*Dataset*:
★ ★ ★ ★ ★

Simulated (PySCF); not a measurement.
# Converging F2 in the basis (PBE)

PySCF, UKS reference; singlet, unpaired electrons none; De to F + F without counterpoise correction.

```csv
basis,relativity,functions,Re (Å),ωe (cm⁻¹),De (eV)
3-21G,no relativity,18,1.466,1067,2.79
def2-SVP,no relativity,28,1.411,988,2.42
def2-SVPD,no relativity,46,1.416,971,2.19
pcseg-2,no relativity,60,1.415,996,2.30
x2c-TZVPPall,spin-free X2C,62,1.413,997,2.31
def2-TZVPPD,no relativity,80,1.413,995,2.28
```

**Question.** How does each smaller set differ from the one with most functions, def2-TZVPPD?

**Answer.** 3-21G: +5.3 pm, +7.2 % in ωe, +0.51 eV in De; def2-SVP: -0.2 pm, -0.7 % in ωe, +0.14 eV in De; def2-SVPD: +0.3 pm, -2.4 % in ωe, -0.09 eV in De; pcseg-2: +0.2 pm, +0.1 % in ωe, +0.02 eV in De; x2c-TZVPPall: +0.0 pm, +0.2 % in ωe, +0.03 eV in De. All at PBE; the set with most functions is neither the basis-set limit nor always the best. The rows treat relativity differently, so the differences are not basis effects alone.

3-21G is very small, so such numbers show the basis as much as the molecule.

★ ★ ★ ★ ★

*Work request*: Copy every line of the records above, starting with the first, up to and including the line containing "most functions, def2-TZVPPD?".

*Answer section*:
Simulated (PySCF); not a measurement.
# Converging F2 in the basis (PBE)

PySCF, UKS reference; singlet, unpaired electrons none; De to F + F without counterpoise correction.

```csv
basis,relativity,functions,Re (Å),ωe (cm⁻¹),De (eV)
3-21G,no relativity,18,1.466,1067,2.79
def2-SVP,no relativity,28,1.411,988,2.42
def2-SVPD,no relativity,46,1.416,971,2.19
pcseg-2,no relativity,60,1.415,996,2.30
x2c-TZVPPall,spin-free X2C,62,1.413,997,2.31
def2-TZVPPD,no relativity,80,1.413,995,2.28
```

**Question.** How does each smaller set differ from the one with most functions, def2-TZVPPD?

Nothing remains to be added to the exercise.